• [Exercise]
The required output is every entry below, copied exactly.

• [Extracted records]
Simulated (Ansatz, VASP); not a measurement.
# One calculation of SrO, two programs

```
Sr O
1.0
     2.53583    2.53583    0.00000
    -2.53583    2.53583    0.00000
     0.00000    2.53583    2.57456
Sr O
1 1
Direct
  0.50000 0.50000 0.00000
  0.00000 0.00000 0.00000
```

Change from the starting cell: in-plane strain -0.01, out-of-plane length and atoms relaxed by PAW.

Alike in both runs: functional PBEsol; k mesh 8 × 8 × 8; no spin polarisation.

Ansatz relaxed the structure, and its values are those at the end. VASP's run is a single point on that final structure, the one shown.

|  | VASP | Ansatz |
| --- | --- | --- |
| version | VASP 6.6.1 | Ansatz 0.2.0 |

• [Problem solution]
Simulated (Ansatz, VASP); not a measurement.
# One calculation of SrO, two programs

```
Sr O
1.0
     2.53583    2.53583    0.00000
    -2.53583    2.53583    0.00000
     0.00000    2.53583    2.57456
Sr O
1 1
Direct
  0.50000 0.50000 0.00000
  0.00000 0.00000 0.00000
```

Change from the starting cell: in-plane strain -0.01, out-of-plane length and atoms relaxed by PAW.

Alike in both runs: functional PBEsol; k mesh 8 × 8 × 8; no spin polarisation.

Ansatz relaxed the structure, and its values are those at the end. VASP's run is a single point on that final structure, the one shown.

|  | VASP | Ansatz |
| --- | --- | --- |
| version | VASP 6.6.1 | Ansatz 0.2.0 |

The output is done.